## REQUIRED ACTION
The output should be the records themselves, given again exactly.

- - -

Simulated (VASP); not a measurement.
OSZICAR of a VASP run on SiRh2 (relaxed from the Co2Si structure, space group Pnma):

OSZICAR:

- - -

## EXERCISE ANSWER
Simulated (VASP); not a measurement.
OSZICAR of a VASP run on SiRh2 (relaxed from the Co2Si structure, space group Pnma):

OSZICAR:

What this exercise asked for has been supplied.